> Extracted data:
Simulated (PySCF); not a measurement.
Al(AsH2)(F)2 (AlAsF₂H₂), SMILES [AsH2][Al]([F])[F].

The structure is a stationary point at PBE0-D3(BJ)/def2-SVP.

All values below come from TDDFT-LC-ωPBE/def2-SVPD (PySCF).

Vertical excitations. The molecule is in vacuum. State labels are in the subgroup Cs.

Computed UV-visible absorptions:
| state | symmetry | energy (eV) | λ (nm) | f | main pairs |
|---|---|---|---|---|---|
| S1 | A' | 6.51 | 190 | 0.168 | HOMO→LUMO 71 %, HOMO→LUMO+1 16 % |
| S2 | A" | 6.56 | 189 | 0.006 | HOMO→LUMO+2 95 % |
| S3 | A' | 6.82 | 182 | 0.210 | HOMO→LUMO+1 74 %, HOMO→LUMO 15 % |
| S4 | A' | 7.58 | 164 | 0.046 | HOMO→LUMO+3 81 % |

> Requirement: Word for word, restate the entries that appear above.

> Exercise output:
Simulated (PySCF); not a measurement.
Al(AsH2)(F)2 (AlAsF₂H₂), SMILES [AsH2][Al]([F])[F].

The structure is a stationary point at PBE0-D3(BJ)/def2-SVP.

All values below come from TDDFT-LC-ωPBE/def2-SVPD (PySCF).

Vertical excitations. The molecule is in vacuum. State labels are in the subgroup Cs.

Computed UV-visible absorptions:
| state | symmetry | energy (eV) | λ (nm) | f | main pairs |
|---|---|---|---|---|---|
| S1 | A' | 6.51 | 190 | 0.168 | HOMO→LUMO 71 %, HOMO→LUMO+1 16 % |
| S2 | A" | 6.56 | 189 | 0.006 | HOMO→LUMO+2 95 % |
| S3 | A' | 6.82 | 182 | 0.210 | HOMO→LUMO+1 74 %, HOMO→LUMO 15 % |
| S4 | A' | 7.58 | 164 | 0.046 | HOMO→LUMO+3 81 % |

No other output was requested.